• TASK ITEM
From the first line of the data below through the line holding "cutoffs and numerics.", write out each line exactly as it stands.

*** DATA UNDER STUDY Section Begins ***

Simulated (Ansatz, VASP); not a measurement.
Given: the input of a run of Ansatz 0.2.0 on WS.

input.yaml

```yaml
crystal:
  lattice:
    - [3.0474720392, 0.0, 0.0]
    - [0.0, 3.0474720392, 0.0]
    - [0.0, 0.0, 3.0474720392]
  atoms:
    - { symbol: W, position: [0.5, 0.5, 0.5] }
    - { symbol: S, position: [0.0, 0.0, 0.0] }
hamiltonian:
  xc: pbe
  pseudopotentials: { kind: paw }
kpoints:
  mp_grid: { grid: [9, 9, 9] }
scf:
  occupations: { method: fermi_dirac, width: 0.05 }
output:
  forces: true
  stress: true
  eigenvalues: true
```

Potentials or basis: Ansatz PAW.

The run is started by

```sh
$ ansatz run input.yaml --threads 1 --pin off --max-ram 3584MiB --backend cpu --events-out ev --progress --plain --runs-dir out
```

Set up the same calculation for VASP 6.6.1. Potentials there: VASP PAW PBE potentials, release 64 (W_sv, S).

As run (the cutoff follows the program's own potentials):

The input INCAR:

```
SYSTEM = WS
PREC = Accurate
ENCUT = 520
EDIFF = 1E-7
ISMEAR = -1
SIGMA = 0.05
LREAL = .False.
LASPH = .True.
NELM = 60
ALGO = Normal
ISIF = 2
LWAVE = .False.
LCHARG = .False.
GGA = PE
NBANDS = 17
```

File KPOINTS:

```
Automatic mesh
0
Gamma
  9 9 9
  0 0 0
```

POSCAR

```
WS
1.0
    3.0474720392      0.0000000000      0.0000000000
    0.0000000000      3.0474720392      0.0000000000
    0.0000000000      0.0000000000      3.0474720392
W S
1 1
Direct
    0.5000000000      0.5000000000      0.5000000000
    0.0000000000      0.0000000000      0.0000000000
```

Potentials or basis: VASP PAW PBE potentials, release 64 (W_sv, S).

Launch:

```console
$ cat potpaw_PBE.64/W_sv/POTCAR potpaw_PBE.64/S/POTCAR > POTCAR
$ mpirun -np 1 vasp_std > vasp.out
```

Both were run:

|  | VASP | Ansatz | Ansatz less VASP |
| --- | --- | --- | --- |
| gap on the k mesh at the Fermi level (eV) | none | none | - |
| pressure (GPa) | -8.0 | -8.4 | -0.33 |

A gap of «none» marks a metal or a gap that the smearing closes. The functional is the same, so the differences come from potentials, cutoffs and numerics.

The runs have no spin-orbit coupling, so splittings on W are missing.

*** DATA UNDER STUDY Section Ends ***

• RESPONSE
Simulated (Ansatz, VASP); not a measurement.
Given: the input of a run of Ansatz 0.2.0 on WS.

input.yaml

```yaml
crystal:
  lattice:
    - [3.0474720392, 0.0, 0.0]
    - [0.0, 3.0474720392, 0.0]
    - [0.0, 0.0, 3.0474720392]
  atoms:
    - { symbol: W, position: [0.5, 0.5, 0.5] }
    - { symbol: S, position: [0.0, 0.0, 0.0] }
hamiltonian:
  xc: pbe
  pseudopotentials: { kind: paw }
kpoints:
  mp_grid: { grid: [9, 9, 9] }
scf:
  occupations: { method: fermi_dirac, width: 0.05 }
output:
  forces: true
  stress: true
  eigenvalues: true
```

Potentials or basis: Ansatz PAW.

The run is started by

```sh
$ ansatz run input.yaml --threads 1 --pin off --max-ram 3584MiB --backend cpu --events-out ev --progress --plain --runs-dir out
```

Set up the same calculation for VASP 6.6.1. Potentials there: VASP PAW PBE potentials, release 64 (W_sv, S).

As run (the cutoff follows the program's own potentials):

The input INCAR:

```
SYSTEM = WS
PREC = Accurate
ENCUT = 520
EDIFF = 1E-7
ISMEAR = -1
SIGMA = 0.05
LREAL = .False.
LASPH = .True.
NELM = 60
ALGO = Normal
ISIF = 2
LWAVE = .False.
LCHARG = .False.
GGA = PE
NBANDS = 17
```

File KPOINTS:

```
Automatic mesh
0
Gamma
  9 9 9
  0 0 0
```

POSCAR

```
WS
1.0
    3.0474720392      0.0000000000      0.0000000000
    0.0000000000      3.0474720392      0.0000000000
    0.0000000000      0.0000000000      3.0474720392
W S
1 1
Direct
    0.5000000000      0.5000000000      0.5000000000
    0.0000000000      0.0000000000      0.0000000000
```

Potentials or basis: VASP PAW PBE potentials, release 64 (W_sv, S).

Launch:

```console
$ cat potpaw_PBE.64/W_sv/POTCAR potpaw_PBE.64/S/POTCAR > POTCAR
$ mpirun -np 1 vasp_std > vasp.out
```

Both were run:

|  | VASP | Ansatz | Ansatz less VASP |
| --- | --- | --- | --- |
| gap on the k mesh at the Fermi level (eV) | none | none | - |
| pressure (GPa) | -8.0 | -8.4 | -0.33 |

A gap of «none» marks a metal or a gap that the smearing closes. The functional is the same, so the differences come from potentials, cutoffs and numerics.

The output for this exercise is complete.